________________________________________

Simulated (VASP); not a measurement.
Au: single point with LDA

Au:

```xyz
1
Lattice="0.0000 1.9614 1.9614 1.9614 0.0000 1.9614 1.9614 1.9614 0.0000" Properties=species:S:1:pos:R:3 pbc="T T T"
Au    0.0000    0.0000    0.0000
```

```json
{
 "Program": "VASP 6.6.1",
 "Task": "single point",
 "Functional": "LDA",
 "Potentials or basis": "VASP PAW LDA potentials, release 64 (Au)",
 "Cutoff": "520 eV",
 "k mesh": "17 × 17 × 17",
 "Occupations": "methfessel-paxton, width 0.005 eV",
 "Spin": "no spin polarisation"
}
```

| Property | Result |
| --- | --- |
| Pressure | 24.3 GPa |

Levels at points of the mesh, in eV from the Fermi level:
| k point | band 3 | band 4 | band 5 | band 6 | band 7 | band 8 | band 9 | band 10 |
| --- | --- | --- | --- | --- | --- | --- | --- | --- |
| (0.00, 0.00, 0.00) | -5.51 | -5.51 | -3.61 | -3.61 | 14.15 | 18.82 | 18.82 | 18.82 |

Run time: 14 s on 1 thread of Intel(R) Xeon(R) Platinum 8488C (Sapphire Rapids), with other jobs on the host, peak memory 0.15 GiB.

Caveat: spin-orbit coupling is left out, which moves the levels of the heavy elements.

________________________________________

### ACTION ITEM
Retype the entries above exactly, but only from the line containing "Au: single point with LDA" through the line containing "Run time: 14", both included.

### YOUR RESPONSE
Au: single point with LDA

Au:

```xyz
1
Lattice="0.0000 1.9614 1.9614 1.9614 0.0000 1.9614 1.9614 1.9614 0.0000" Properties=species:S:1:pos:R:3 pbc="T T T"
Au    0.0000    0.0000    0.0000
```

```json
{
 "Program": "VASP 6.6.1",
 "Task": "single point",
 "Functional": "LDA",
 "Potentials or basis": "VASP PAW LDA potentials, release 64 (Au)",
 "Cutoff": "520 eV",
 "k mesh": "17 × 17 × 17",
 "Occupations": "methfessel-paxton, width 0.005 eV",
 "Spin": "no spin polarisation"
}
```

| Property | Result |
| --- | --- |
| Pressure | 24.3 GPa |

Levels at points of the mesh, in eV from the Fermi level:
| k point | band 3 | band 4 | band 5 | band 6 | band 7 | band 8 | band 9 | band 10 |
| --- | --- | --- | --- | --- | --- | --- | --- | --- |
| (0.00, 0.00, 0.00) | -5.51 | -5.51 | -3.61 | -3.61 | 14.15 | 18.82 | 18.82 | 18.82 |

Run time: 14 s on 1 thread of Intel(R) Xeon(R) Platinum 8488C (Sapphire Rapids), with other jobs on the host, peak memory 0.15 GiB.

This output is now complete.